►
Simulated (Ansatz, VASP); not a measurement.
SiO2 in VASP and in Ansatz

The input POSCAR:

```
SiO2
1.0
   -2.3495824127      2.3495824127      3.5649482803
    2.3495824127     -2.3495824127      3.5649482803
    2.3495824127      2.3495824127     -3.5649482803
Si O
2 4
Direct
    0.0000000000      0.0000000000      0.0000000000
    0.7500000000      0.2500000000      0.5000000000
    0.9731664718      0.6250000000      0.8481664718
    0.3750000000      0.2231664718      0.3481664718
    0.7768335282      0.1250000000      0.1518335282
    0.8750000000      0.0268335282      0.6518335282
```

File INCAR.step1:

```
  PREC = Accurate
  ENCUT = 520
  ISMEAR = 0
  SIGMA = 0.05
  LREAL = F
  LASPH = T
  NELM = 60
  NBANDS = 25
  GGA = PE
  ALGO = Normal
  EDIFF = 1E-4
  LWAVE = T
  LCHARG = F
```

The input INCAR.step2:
◄

WORK ORDER: Each record shown above must be printed once more, exactly.

TASK SOLUTION:
Simulated (Ansatz, VASP); not a measurement.
SiO2 in VASP and in Ansatz

The input POSCAR:

```
SiO2
1.0
   -2.3495824127      2.3495824127      3.5649482803
    2.3495824127     -2.3495824127      3.5649482803
    2.3495824127      2.3495824127     -3.5649482803
Si O
2 4
Direct
    0.0000000000      0.0000000000      0.0000000000
    0.7500000000      0.2500000000      0.5000000000
    0.9731664718      0.6250000000      0.8481664718
    0.3750000000      0.2231664718      0.3481664718
    0.7768335282      0.1250000000      0.1518335282
    0.8750000000      0.0268335282      0.6518335282
```

File INCAR.step1:

```
  PREC = Accurate
  ENCUT = 520
  ISMEAR = 0
  SIGMA = 0.05
  LREAL = F
  LASPH = T
  NELM = 60
  NBANDS = 25
  GGA = PE
  ALGO = Normal
  EDIFF = 1E-4
  LWAVE = T
  LCHARG = F
```

The input INCAR.step2:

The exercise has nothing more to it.